Action item:
Would you please print the data a second time, exactly as it stands?

Provided data:
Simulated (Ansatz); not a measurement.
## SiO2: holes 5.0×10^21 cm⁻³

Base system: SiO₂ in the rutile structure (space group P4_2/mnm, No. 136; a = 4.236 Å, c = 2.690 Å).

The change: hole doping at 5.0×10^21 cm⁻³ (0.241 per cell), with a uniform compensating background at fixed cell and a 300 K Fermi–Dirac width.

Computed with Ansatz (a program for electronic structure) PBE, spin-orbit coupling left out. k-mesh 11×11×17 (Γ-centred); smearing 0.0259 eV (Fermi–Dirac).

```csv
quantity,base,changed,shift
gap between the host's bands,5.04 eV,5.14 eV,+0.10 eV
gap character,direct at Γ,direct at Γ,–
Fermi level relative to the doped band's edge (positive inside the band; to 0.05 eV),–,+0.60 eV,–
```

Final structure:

Exercise answer:
Simulated (Ansatz); not a measurement.
## SiO2: holes 5.0×10^21 cm⁻³

Base system: SiO₂ in the rutile structure (space group P4_2/mnm, No. 136; a = 4.236 Å, c = 2.690 Å).

The change: hole doping at 5.0×10^21 cm⁻³ (0.241 per cell), with a uniform compensating background at fixed cell and a 300 K Fermi–Dirac width.

Computed with Ansatz (a program for electronic structure) PBE, spin-orbit coupling left out. k-mesh 11×11×17 (Γ-centred); smearing 0.0259 eV (Fermi–Dirac).

```csv
quantity,base,changed,shift
gap between the host's bands,5.04 eV,5.14 eV,+0.10 eV
gap character,direct at Γ,direct at Γ,–
Fermi level relative to the doped band's edge (positive inside the band; to 0.05 eV),–,+0.60 eV,–
```

Final structure:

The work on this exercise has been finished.